<<<<
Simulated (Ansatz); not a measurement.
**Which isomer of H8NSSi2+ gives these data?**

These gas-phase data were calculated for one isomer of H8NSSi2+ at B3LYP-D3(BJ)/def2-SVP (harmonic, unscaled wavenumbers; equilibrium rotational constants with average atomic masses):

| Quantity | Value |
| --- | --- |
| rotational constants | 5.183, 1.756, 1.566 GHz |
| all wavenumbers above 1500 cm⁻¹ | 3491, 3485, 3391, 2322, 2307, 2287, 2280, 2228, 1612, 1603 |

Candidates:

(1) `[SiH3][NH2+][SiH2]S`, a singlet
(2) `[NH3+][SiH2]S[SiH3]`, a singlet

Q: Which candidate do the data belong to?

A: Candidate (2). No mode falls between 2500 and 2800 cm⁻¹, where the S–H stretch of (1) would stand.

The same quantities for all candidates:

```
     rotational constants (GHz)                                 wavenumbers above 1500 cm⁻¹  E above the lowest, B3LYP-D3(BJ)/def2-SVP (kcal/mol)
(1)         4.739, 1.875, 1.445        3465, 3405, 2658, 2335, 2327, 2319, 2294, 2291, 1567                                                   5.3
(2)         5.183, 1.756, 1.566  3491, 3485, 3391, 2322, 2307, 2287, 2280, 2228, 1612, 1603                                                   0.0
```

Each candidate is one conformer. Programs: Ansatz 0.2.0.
>>>>

§ **WORK ITEM**
Beginning with the first line of the entries, repeat each line exactly until you have reproduced the one containing "Q: Which candidate do the data belong to?", and add nothing further.

§ **TASK OUTPUT**
Simulated (Ansatz); not a measurement.
**Which isomer of H8NSSi2+ gives these data?**

These gas-phase data were calculated for one isomer of H8NSSi2+ at B3LYP-D3(BJ)/def2-SVP (harmonic, unscaled wavenumbers; equilibrium rotational constants with average atomic masses):

| Quantity | Value |
| --- | --- |
| rotational constants | 5.183, 1.756, 1.566 GHz |
| all wavenumbers above 1500 cm⁻¹ | 3491, 3485, 3391, 2322, 2307, 2287, 2280, 2228, 1612, 1603 |

Candidates:

(1) `[SiH3][NH2+][SiH2]S`, a singlet
(2) `[NH3+][SiH2]S[SiH3]`, a singlet

Q: Which candidate do the data belong to?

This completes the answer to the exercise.